- **DATA LISTING**:
━━━
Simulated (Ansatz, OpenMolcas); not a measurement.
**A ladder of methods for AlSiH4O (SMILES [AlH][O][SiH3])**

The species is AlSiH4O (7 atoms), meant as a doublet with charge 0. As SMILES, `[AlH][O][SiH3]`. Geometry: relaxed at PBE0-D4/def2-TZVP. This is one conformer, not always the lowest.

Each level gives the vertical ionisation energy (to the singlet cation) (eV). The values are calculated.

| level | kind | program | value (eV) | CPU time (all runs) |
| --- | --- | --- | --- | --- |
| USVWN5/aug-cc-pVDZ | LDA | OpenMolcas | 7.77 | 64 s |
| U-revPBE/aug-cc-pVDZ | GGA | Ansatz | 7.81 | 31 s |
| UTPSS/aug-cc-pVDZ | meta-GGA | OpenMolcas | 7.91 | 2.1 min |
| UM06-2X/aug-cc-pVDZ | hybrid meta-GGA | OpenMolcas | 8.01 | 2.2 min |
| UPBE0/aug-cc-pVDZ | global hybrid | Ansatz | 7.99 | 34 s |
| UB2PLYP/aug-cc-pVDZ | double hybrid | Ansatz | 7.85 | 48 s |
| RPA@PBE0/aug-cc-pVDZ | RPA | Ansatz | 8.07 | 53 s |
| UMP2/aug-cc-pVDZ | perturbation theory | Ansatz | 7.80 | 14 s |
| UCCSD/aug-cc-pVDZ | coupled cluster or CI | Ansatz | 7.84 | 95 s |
━━━

- **WORK ORDER**:
Return the full material exactly.

- **WRITTEN ANSWER**:
Simulated (Ansatz, OpenMolcas); not a measurement.
**A ladder of methods for AlSiH4O (SMILES [AlH][O][SiH3])**

The species is AlSiH4O (7 atoms), meant as a doublet with charge 0. As SMILES, `[AlH][O][SiH3]`. Geometry: relaxed at PBE0-D4/def2-TZVP. This is one conformer, not always the lowest.

Each level gives the vertical ionisation energy (to the singlet cation) (eV). The values are calculated.

| level | kind | program | value (eV) | CPU time (all runs) |
| --- | --- | --- | --- | --- |
| USVWN5/aug-cc-pVDZ | LDA | OpenMolcas | 7.77 | 64 s |
| U-revPBE/aug-cc-pVDZ | GGA | Ansatz | 7.81 | 31 s |
| UTPSS/aug-cc-pVDZ | meta-GGA | OpenMolcas | 7.91 | 2.1 min |
| UM06-2X/aug-cc-pVDZ | hybrid meta-GGA | OpenMolcas | 8.01 | 2.2 min |
| UPBE0/aug-cc-pVDZ | global hybrid | Ansatz | 7.99 | 34 s |
| UB2PLYP/aug-cc-pVDZ | double hybrid | Ansatz | 7.85 | 48 s |
| RPA@PBE0/aug-cc-pVDZ | RPA | Ansatz | 8.07 | 53 s |
| UMP2/aug-cc-pVDZ | perturbation theory | Ansatz | 7.80 | 14 s |
| UCCSD/aug-cc-pVDZ | coupled cluster or CI | Ansatz | 7.84 | 95 s |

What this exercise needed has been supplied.